▸ Action item
Each entry below is to be copied verbatim.

▸ Supplied entries
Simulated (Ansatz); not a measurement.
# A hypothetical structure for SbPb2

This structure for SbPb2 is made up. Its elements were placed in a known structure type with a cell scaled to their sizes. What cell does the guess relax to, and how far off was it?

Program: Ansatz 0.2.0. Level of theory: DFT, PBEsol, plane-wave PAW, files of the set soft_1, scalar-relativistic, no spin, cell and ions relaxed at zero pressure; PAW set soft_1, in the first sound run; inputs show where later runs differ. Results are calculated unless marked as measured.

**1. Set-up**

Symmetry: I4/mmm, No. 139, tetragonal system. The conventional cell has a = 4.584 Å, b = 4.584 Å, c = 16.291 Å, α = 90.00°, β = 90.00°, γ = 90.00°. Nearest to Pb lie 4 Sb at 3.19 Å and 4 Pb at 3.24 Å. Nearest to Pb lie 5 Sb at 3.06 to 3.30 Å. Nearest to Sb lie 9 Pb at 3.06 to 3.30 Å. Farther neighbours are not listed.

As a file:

▸ Exercise response
Simulated (Ansatz); not a measurement.
# A hypothetical structure for SbPb2

This structure for SbPb2 is made up. Its elements were placed in a known structure type with a cell scaled to their sizes. What cell does the guess relax to, and how far off was it?

Program: Ansatz 0.2.0. Level of theory: DFT, PBEsol, plane-wave PAW, files of the set soft_1, scalar-relativistic, no spin, cell and ions relaxed at zero pressure; PAW set soft_1, in the first sound run; inputs show where later runs differ. Results are calculated unless marked as measured.

**1. Set-up**

Symmetry: I4/mmm, No. 139, tetragonal system. The conventional cell has a = 4.584 Å, b = 4.584 Å, c = 16.291 Å, α = 90.00°, β = 90.00°, γ = 90.00°. Nearest to Pb lie 4 Sb at 3.19 Å and 4 Pb at 3.24 Å. Nearest to Pb lie 5 Sb at 3.06 to 3.30 Å. Nearest to Sb lie 9 Pb at 3.06 to 3.30 Å. Farther neighbours are not listed.

As a file:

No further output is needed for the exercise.